## EXERCISE
Your reply should be the full listing, copied exactly.

## RECORDS SUPPLIED
____________________

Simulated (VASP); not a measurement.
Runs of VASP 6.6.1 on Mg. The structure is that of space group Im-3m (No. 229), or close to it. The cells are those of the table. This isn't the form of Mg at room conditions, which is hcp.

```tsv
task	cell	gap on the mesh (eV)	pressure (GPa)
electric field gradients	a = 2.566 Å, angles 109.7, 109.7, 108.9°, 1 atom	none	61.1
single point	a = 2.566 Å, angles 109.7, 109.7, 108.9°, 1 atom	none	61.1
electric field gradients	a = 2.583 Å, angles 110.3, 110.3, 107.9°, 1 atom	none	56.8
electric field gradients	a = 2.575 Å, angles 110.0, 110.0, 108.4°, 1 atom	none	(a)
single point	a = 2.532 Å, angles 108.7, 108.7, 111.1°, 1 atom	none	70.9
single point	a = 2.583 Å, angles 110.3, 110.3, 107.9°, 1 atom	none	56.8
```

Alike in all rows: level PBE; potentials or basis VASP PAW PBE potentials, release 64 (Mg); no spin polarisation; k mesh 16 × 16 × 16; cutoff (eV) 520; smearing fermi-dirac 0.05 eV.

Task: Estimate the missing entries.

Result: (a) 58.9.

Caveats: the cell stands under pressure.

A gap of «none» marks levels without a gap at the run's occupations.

____________________

## TASK OUTPUT
Simulated (VASP); not a measurement.
Runs of VASP 6.6.1 on Mg. The structure is that of space group Im-3m (No. 229), or close to it. The cells are those of the table. This isn't the form of Mg at room conditions, which is hcp.

```tsv
task	cell	gap on the mesh (eV)	pressure (GPa)
electric field gradients	a = 2.566 Å, angles 109.7, 109.7, 108.9°, 1 atom	none	61.1
single point	a = 2.566 Å, angles 109.7, 109.7, 108.9°, 1 atom	none	61.1
electric field gradients	a = 2.583 Å, angles 110.3, 110.3, 107.9°, 1 atom	none	56.8
electric field gradients	a = 2.575 Å, angles 110.0, 110.0, 108.4°, 1 atom	none	(a)
single point	a = 2.532 Å, angles 108.7, 108.7, 111.1°, 1 atom	none	70.9
single point	a = 2.583 Å, angles 110.3, 110.3, 107.9°, 1 atom	none	56.8
```

Alike in all rows: level PBE; potentials or basis VASP PAW PBE potentials, release 64 (Mg); no spin polarisation; k mesh 16 × 16 × 16; cutoff (eV) 520; smearing fermi-dirac 0.05 eV.

Task: Estimate the missing entries.

Result: (a) 58.9.

Caveats: the cell stands under pressure.

A gap of «none» marks levels without a gap at the run's occupations.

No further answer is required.